» WORK ORDER
Reproduce all entries precisely as they are written.

---- MATERIAL PROVIDED

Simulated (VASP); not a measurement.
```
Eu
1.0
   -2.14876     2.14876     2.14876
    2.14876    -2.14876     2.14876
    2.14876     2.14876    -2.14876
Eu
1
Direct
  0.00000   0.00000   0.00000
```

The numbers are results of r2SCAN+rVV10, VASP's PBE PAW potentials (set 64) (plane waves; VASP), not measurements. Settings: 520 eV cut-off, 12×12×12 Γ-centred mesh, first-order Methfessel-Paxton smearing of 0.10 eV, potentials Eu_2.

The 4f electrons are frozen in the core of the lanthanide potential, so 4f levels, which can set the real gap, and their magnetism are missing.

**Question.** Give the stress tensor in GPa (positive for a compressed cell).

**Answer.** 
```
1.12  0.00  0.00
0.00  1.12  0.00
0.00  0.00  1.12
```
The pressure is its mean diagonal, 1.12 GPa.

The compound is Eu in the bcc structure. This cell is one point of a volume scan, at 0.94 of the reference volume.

--------

» ANSWER AREA
Simulated (VASP); not a measurement.
```
Eu
1.0
   -2.14876     2.14876     2.14876
    2.14876    -2.14876     2.14876
    2.14876     2.14876    -2.14876
Eu
1
Direct
  0.00000   0.00000   0.00000
```

The numbers are results of r2SCAN+rVV10, VASP's PBE PAW potentials (set 64) (plane waves; VASP), not measurements. Settings: 520 eV cut-off, 12×12×12 Γ-centred mesh, first-order Methfessel-Paxton smearing of 0.10 eV, potentials Eu_2.

The 4f electrons are frozen in the core of the lanthanide potential, so 4f levels, which can set the real gap, and their magnetism are missing.

**Question.** Give the stress tensor in GPa (positive for a compressed cell).

**Answer.** 
```
1.12  0.00  0.00
0.00  1.12  0.00
0.00  0.00  1.12
```
The pressure is its mean diagonal, 1.12 GPa.

The compound is Eu in the bcc structure. This cell is one point of a volume scan, at 0.94 of the reference volume.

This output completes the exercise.